-- PROVIDED MATERIAL follows --
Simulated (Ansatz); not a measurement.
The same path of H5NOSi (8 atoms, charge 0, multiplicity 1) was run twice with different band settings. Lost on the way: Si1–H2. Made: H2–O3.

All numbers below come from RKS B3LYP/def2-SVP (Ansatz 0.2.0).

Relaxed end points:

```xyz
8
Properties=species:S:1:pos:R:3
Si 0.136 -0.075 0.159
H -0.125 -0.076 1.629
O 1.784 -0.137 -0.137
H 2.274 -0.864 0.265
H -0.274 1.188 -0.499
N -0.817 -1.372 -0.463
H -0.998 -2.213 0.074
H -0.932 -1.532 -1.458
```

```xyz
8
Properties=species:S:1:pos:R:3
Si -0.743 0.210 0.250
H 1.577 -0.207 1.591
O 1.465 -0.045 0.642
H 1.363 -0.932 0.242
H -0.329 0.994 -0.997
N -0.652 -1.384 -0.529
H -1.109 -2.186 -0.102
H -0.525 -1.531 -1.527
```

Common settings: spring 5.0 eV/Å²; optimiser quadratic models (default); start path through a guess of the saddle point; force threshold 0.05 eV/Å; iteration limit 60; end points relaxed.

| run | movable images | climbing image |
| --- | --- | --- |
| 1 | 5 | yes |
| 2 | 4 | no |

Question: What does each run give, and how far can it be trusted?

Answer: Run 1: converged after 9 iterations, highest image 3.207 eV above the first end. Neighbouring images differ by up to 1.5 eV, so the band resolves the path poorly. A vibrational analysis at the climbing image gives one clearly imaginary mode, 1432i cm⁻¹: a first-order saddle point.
-- PROVIDED MATERIAL concluded --

Retype the whole listing exactly.

WORKED SOLUTION:
Simulated (Ansatz); not a measurement.
The same path of H5NOSi (8 atoms, charge 0, multiplicity 1) was run twice with different band settings. Lost on the way: Si1–H2. Made: H2–O3.

All numbers below come from RKS B3LYP/def2-SVP (Ansatz 0.2.0).

Relaxed end points:

```xyz
8
Properties=species:S:1:pos:R:3
Si 0.136 -0.075 0.159
H -0.125 -0.076 1.629
O 1.784 -0.137 -0.137
H 2.274 -0.864 0.265
H -0.274 1.188 -0.499
N -0.817 -1.372 -0.463
H -0.998 -2.213 0.074
H -0.932 -1.532 -1.458
```

```xyz
8
Properties=species:S:1:pos:R:3
Si -0.743 0.210 0.250
H 1.577 -0.207 1.591
O 1.465 -0.045 0.642
H 1.363 -0.932 0.242
H -0.329 0.994 -0.997
N -0.652 -1.384 -0.529
H -1.109 -2.186 -0.102
H -0.525 -1.531 -1.527
```

Common settings: spring 5.0 eV/Å²; optimiser quadratic models (default); start path through a guess of the saddle point; force threshold 0.05 eV/Å; iteration limit 60; end points relaxed.

| run | movable images | climbing image |
| --- | --- | --- |
| 1 | 5 | yes |
| 2 | 4 | no |

Question: What does each run give, and how far can it be trusted?

Answer: Run 1: converged after 9 iterations, highest image 3.207 eV above the first end. Neighbouring images differ by up to 1.5 eV, so the band resolves the path poorly. A vibrational analysis at the climbing image gives one clearly imaginary mode, 1432i cm⁻¹: a first-order saddle point.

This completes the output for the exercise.